### Work task
One part of the entries below is wanted: the lines from the one containing "Potentials or basis: VASP" through the one containing "Problem. Estimate the wall time of this run.". Write those out exactly and nothing else.

### Record excerpts
* * * * * * *

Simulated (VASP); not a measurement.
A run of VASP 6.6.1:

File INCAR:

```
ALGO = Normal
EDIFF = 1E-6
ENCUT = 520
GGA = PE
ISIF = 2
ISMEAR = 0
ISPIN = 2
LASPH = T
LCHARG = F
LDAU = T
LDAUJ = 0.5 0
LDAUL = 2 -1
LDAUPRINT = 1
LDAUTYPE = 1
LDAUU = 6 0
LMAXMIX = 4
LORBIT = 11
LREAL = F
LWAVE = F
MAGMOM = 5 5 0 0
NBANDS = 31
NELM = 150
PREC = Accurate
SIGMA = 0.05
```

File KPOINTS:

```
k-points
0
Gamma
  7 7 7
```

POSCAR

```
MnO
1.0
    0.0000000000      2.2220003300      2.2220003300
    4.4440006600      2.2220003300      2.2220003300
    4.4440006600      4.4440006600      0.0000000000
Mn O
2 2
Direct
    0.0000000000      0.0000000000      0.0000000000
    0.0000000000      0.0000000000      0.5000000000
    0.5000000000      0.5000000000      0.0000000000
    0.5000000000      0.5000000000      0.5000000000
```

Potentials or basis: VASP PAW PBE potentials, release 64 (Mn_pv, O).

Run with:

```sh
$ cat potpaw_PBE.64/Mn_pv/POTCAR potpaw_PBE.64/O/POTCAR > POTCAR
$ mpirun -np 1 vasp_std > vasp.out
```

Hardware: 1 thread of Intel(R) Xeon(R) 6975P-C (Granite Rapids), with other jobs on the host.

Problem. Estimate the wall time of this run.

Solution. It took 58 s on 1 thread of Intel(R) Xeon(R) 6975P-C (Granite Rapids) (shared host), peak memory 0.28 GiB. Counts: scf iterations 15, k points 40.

* * * * * * *

### Answer section
Potentials or basis: VASP PAW PBE potentials, release 64 (Mn_pv, O).

Run with:

```sh
$ cat potpaw_PBE.64/Mn_pv/POTCAR potpaw_PBE.64/O/POTCAR > POTCAR
$ mpirun -np 1 vasp_std > vasp.out
```

Hardware: 1 thread of Intel(R) Xeon(R) 6975P-C (Granite Rapids), with other jobs on the host.

Problem. Estimate the wall time of this run.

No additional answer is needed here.